▸ Work item
Please return only the lines from the one holding "9.78 | -0.0294 |" through the one holding "15.55 | 6.2e-7 |", exactly as they appear in the records below, both ends included.

▸ Information provided
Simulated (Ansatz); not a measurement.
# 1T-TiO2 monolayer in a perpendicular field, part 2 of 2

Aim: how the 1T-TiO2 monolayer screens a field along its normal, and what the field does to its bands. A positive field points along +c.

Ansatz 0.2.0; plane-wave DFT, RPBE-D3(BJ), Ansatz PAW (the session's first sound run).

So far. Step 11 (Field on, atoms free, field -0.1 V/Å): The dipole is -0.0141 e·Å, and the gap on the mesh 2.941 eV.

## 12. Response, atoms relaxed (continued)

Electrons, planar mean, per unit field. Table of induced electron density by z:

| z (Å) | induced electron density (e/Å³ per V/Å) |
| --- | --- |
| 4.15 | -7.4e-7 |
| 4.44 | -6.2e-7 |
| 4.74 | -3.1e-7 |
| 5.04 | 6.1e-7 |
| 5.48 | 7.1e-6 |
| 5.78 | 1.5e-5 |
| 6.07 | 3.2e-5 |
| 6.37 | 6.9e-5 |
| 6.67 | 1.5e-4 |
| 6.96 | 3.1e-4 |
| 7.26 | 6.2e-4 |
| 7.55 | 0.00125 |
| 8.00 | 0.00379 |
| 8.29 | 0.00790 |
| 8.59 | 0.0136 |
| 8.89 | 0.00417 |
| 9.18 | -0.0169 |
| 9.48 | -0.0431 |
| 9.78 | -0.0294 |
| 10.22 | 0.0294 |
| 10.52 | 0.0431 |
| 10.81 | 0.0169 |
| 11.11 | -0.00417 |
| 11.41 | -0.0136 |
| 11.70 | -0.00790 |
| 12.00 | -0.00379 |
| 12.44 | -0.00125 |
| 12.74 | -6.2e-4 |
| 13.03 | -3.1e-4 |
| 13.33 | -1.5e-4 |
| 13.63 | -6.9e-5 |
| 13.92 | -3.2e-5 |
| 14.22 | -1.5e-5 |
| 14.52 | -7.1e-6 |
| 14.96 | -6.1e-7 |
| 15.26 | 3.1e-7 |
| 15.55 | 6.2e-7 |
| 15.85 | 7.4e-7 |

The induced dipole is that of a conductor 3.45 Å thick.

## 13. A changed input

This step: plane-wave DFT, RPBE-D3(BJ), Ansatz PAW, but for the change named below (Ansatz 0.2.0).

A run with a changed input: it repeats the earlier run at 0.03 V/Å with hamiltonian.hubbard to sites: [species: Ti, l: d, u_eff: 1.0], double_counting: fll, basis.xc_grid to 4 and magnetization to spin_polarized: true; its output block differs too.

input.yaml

▸ Task output
| 9.78 | -0.0294 |
| 10.22 | 0.0294 |
| 10.52 | 0.0431 |
| 10.81 | 0.0169 |
| 11.11 | -0.00417 |
| 11.41 | -0.0136 |
| 11.70 | -0.00790 |
| 12.00 | -0.00379 |
| 12.44 | -0.00125 |
| 12.74 | -6.2e-4 |
| 13.03 | -3.1e-4 |
| 13.33 | -1.5e-4 |
| 13.63 | -6.9e-5 |
| 13.92 | -3.2e-5 |
| 14.22 | -1.5e-5 |
| 14.52 | -7.1e-6 |
| 14.96 | -6.1e-7 |
| 15.26 | 3.1e-7 |
| 15.55 | 6.2e-7 |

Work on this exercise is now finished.